————————
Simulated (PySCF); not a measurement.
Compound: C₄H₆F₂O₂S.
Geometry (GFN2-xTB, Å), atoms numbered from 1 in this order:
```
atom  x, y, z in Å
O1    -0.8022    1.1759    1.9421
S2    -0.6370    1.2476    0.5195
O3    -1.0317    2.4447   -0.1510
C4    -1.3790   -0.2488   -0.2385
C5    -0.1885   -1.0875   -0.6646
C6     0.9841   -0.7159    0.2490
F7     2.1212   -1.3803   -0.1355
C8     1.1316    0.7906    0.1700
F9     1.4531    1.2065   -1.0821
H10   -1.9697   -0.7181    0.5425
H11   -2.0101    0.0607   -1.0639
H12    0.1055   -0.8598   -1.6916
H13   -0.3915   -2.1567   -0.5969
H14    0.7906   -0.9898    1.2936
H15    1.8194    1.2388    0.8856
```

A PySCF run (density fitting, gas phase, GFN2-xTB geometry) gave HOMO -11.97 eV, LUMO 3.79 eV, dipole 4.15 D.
————————

* [BRIEF]: Word for word, restate all of the records.

* [WRITTEN SOLUTION]:
Simulated (PySCF); not a measurement.
Compound: C₄H₆F₂O₂S.
Geometry (GFN2-xTB, Å), atoms numbered from 1 in this order:
```
atom  x, y, z in Å
O1    -0.8022    1.1759    1.9421
S2    -0.6370    1.2476    0.5195
O3    -1.0317    2.4447   -0.1510
C4    -1.3790   -0.2488   -0.2385
C5    -0.1885   -1.0875   -0.6646
C6     0.9841   -0.7159    0.2490
F7     2.1212   -1.3803   -0.1355
C8     1.1316    0.7906    0.1700
F9     1.4531    1.2065   -1.0821
H10   -1.9697   -0.7181    0.5425
H11   -2.0101    0.0607   -1.0639
H12    0.1055   -0.8598   -1.6916
H13   -0.3915   -2.1567   -0.5969
H14    0.7906   -0.9898    1.2936
H15    1.8194    1.2388    0.8856
```

A PySCF run (density fitting, gas phase, GFN2-xTB geometry) gave HOMO -11.97 eV, LUMO 3.79 eV, dipole 4.15 D.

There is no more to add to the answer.